[Dataset — start]

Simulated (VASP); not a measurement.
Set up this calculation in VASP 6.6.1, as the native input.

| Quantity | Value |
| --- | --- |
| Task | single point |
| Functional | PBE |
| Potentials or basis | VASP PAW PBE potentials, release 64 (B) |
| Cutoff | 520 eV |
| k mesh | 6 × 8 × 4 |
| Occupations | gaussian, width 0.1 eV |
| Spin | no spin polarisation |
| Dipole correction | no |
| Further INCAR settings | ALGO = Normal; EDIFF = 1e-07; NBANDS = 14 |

[Dataset — finish]

■ Requirement: Now repeat the data exactly, keeping every line.

■ Problem solution:
Simulated (VASP); not a measurement.
Set up this calculation in VASP 6.6.1, as the native input.

| Quantity | Value |
| --- | --- |
| Task | single point |
| Functional | PBE |
| Potentials or basis | VASP PAW PBE potentials, release 64 (B) |
| Cutoff | 520 eV |
| k mesh | 6 × 8 × 4 |
| Occupations | gaussian, width 0.1 eV |
| Spin | no spin polarisation |
| Dipole correction | no |
| Further INCAR settings | ALGO = Normal; EDIFF = 1e-07; NBANDS = 14 |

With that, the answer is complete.